_PROVIDED INFORMATION_.
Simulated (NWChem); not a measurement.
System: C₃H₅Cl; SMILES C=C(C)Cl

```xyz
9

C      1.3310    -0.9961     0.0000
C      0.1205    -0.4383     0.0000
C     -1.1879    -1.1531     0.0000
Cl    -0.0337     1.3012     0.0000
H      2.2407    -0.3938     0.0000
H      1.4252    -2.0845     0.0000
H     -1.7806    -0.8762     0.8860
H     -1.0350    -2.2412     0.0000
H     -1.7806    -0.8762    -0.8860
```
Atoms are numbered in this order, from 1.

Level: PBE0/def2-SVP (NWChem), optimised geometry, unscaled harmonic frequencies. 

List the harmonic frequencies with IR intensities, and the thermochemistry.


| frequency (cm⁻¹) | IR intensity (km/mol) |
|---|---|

_ASSIGNED TASK_. Could you restate every record word for word?

_TASK SOLUTION_.
Simulated (NWChem); not a measurement.
System: C₃H₅Cl; SMILES C=C(C)Cl

```xyz
9

C      1.3310    -0.9961     0.0000
C      0.1205    -0.4383     0.0000
C     -1.1879    -1.1531     0.0000
Cl    -0.0337     1.3012     0.0000
H      2.2407    -0.3938     0.0000
H      1.4252    -2.0845     0.0000
H     -1.7806    -0.8762     0.8860
H     -1.0350    -2.2412     0.0000
H     -1.7806    -0.8762    -0.8860
```
Atoms are numbered in this order, from 1.

Level: PBE0/def2-SVP (NWChem), optimised geometry, unscaled harmonic frequencies. 

List the harmonic frequencies with IR intensities, and the thermochemistry.


| frequency (cm⁻¹) | IR intensity (km/mol) |
|---|---|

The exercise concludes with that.